═══ DATASET EXCERPTS ═══
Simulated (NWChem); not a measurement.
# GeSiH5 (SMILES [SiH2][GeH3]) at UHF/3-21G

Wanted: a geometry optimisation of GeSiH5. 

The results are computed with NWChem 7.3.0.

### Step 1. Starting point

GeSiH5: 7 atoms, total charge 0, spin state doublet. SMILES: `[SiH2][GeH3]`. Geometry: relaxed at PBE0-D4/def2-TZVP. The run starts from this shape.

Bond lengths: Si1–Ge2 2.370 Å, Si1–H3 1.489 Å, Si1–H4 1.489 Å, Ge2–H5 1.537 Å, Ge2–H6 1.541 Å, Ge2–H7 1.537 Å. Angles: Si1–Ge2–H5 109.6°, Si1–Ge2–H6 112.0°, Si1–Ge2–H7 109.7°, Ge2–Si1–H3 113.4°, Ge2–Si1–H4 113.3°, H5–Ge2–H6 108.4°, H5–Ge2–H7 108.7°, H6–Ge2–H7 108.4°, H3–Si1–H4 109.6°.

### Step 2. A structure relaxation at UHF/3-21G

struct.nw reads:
═══

TASK ITEM
Take the lines above from the one containing "# GeSiH5 (SMILES [SiH2][GeH3]) at UHF/3-21G" to the one containing "GeSiH5: 7 atoms, total" and retype them exactly, both ends included, with nothing added.

EXERCISE RESULT
# GeSiH5 (SMILES [SiH2][GeH3]) at UHF/3-21G

Wanted: a geometry optimisation of GeSiH5. 

The results are computed with NWChem 7.3.0.

### Step 1. Starting point

GeSiH5: 7 atoms, total charge 0, spin state doublet. SMILES: `[SiH2][GeH3]`. Geometry: relaxed at PBE0-D4/def2-TZVP. The run starts from this shape.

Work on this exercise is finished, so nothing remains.